• ACTION ITEM:
Your response should consist of the data that follows, repeated in full without alteration.

--- START ---
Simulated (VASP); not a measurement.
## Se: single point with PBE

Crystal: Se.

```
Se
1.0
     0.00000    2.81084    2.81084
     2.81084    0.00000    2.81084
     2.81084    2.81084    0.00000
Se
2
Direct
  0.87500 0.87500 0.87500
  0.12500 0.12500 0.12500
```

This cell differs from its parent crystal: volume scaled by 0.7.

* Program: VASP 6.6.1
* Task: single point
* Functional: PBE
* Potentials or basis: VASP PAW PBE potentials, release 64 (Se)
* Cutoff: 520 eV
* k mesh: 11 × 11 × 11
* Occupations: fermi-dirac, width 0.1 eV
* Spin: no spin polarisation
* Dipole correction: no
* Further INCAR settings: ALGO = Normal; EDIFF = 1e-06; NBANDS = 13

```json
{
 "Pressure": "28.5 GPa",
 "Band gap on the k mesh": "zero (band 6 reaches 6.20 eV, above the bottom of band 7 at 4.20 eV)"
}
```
--- END ---

• RESULT:
Simulated (VASP); not a measurement.
## Se: single point with PBE

Crystal: Se.

```
Se
1.0
     0.00000    2.81084    2.81084
     2.81084    0.00000    2.81084
     2.81084    2.81084    0.00000
Se
2
Direct
  0.87500 0.87500 0.87500
  0.12500 0.12500 0.12500
```

This cell differs from its parent crystal: volume scaled by 0.7.

* Program: VASP 6.6.1
* Task: single point
* Functional: PBE
* Potentials or basis: VASP PAW PBE potentials, release 64 (Se)
* Cutoff: 520 eV
* k mesh: 11 × 11 × 11
* Occupations: fermi-dirac, width 0.1 eV
* Spin: no spin polarisation
* Dipole correction: no
* Further INCAR settings: ALGO = Normal; EDIFF = 1e-06; NBANDS = 13

```json
{
 "Pressure": "28.5 GPa",
 "Band gap on the k mesh": "zero (band 6 reaches 6.20 eV, above the bottom of band 7 at 4.20 eV)"
}
```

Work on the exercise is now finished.